* * * * * * * * *

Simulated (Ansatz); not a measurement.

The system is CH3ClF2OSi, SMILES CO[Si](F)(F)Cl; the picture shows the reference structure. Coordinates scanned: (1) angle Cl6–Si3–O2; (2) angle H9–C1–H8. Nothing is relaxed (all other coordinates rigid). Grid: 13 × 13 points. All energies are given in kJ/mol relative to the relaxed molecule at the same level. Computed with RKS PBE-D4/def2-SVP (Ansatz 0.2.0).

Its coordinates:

* * * * * * * * *

◆ EXERCISE
Repeat each record word for word. Do not leave any out.

◆ EXERCISE OUTPUT
Simulated (Ansatz); not a measurement.

The system is CH3ClF2OSi, SMILES CO[Si](F)(F)Cl; the picture shows the reference structure. Coordinates scanned: (1) angle Cl6–Si3–O2; (2) angle H9–C1–H8. Nothing is relaxed (all other coordinates rigid). Grid: 13 × 13 points. All energies are given in kJ/mol relative to the relaxed molecule at the same level. Computed with RKS PBE-D4/def2-SVP (Ansatz 0.2.0).

Its coordinates:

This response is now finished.